▶ DATA UNDER STUDY:
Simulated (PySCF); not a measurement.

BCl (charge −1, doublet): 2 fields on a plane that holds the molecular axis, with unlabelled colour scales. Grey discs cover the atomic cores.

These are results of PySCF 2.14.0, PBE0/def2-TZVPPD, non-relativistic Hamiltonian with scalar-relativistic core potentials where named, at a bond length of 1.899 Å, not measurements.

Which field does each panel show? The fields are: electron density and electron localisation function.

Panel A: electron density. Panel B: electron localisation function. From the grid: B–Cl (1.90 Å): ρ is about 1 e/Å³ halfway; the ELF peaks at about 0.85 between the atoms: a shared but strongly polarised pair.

▶ TASK ITEM: Output all lines from the beginning of the data up to the line holding "Which field does", that line included, exactly as written.

▶ WRITTEN ANSWER:
Simulated (PySCF); not a measurement.

BCl (charge −1, doublet): 2 fields on a plane that holds the molecular axis, with unlabelled colour scales. Grey discs cover the atomic cores.

These are results of PySCF 2.14.0, PBE0/def2-TZVPPD, non-relativistic Hamiltonian with scalar-relativistic core potentials where named, at a bond length of 1.899 Å, not measurements.

Which field does each panel show? The fields are: electron density and electron localisation function.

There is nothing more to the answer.